▸ Information supplied:
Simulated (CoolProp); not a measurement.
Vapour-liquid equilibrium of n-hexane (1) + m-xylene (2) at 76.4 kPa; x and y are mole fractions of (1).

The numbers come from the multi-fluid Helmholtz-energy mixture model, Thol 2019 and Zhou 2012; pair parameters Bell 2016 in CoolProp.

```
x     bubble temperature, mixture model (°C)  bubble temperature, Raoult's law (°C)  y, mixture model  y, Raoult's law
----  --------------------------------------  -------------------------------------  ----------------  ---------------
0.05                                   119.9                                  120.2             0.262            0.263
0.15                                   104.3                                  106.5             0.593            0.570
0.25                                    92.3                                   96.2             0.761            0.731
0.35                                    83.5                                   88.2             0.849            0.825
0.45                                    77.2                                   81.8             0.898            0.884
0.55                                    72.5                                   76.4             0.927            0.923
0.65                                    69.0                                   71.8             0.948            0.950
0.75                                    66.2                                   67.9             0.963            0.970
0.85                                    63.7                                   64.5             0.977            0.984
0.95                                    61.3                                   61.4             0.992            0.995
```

▸ Work request:
The answer must reproduce all of the entries exactly.

▸ Answer space:
Simulated (CoolProp); not a measurement.
Vapour-liquid equilibrium of n-hexane (1) + m-xylene (2) at 76.4 kPa; x and y are mole fractions of (1).

The numbers come from the multi-fluid Helmholtz-energy mixture model, Thol 2019 and Zhou 2012; pair parameters Bell 2016 in CoolProp.

```
x     bubble temperature, mixture model (°C)  bubble temperature, Raoult's law (°C)  y, mixture model  y, Raoult's law
----  --------------------------------------  -------------------------------------  ----------------  ---------------
0.05                                   119.9                                  120.2             0.262            0.263
0.15                                   104.3                                  106.5             0.593            0.570
0.25                                    92.3                                   96.2             0.761            0.731
0.35                                    83.5                                   88.2             0.849            0.825
0.45                                    77.2                                   81.8             0.898            0.884
0.55                                    72.5                                   76.4             0.927            0.923
0.65                                    69.0                                   71.8             0.948            0.950
0.75                                    66.2                                   67.9             0.963            0.970
0.85                                    63.7                                   64.5             0.977            0.984
0.95                                    61.3                                   61.4             0.992            0.995
```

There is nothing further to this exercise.